# SUPPLIED INFORMATION
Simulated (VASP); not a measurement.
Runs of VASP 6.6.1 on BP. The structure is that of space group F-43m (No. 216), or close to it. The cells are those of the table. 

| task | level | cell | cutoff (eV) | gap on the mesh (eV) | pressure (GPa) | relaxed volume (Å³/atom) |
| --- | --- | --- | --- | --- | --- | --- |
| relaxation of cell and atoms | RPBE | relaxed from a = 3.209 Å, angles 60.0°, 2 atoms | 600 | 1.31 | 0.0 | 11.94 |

# WORK TASK
What is needed is a word-for-word copy of all the material.

# RESPONSE AREA
Simulated (VASP); not a measurement.
Runs of VASP 6.6.1 on BP. The structure is that of space group F-43m (No. 216), or close to it. The cells are those of the table. 

| task | level | cell | cutoff (eV) | gap on the mesh (eV) | pressure (GPa) | relaxed volume (Å³/atom) |
| --- | --- | --- | --- | --- | --- | --- |
| relaxation of cell and atoms | RPBE | relaxed from a = 3.209 Å, angles 60.0°, 2 atoms | 600 | 1.31 | 0.0 | 11.94 |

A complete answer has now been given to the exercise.